Source material: Begin
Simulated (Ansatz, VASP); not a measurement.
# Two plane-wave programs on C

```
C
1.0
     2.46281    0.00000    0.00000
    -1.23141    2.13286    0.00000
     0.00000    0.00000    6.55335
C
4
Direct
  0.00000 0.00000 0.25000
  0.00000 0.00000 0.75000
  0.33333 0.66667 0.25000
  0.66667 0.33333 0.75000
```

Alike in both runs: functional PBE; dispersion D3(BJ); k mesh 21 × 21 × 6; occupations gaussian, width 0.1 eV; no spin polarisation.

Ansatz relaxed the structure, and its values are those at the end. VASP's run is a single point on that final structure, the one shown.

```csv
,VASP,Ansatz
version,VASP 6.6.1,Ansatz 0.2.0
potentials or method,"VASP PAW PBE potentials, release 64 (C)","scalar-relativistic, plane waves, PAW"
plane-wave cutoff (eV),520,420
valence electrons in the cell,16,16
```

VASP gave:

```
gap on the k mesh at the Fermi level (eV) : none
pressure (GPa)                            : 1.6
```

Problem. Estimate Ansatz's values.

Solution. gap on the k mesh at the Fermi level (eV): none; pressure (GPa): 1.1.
Source material: End

■ **Work item**
The answer must be an exact transcription of every record above.

■ **Answer box**
Simulated (Ansatz, VASP); not a measurement.
# Two plane-wave programs on C

```
C
1.0
     2.46281    0.00000    0.00000
    -1.23141    2.13286    0.00000
     0.00000    0.00000    6.55335
C
4
Direct
  0.00000 0.00000 0.25000
  0.00000 0.00000 0.75000
  0.33333 0.66667 0.25000
  0.66667 0.33333 0.75000
```

Alike in both runs: functional PBE; dispersion D3(BJ); k mesh 21 × 21 × 6; occupations gaussian, width 0.1 eV; no spin polarisation.

Ansatz relaxed the structure, and its values are those at the end. VASP's run is a single point on that final structure, the one shown.

```csv
,VASP,Ansatz
version,VASP 6.6.1,Ansatz 0.2.0
potentials or method,"VASP PAW PBE potentials, release 64 (C)","scalar-relativistic, plane waves, PAW"
plane-wave cutoff (eV),520,420
valence electrons in the cell,16,16
```

VASP gave:

```
gap on the k mesh at the Fermi level (eV) : none
pressure (GPa)                            : 1.6
```

Problem. Estimate Ansatz's values.

Solution. gap on the k mesh at the Fermi level (eV): none; pressure (GPa): 1.1.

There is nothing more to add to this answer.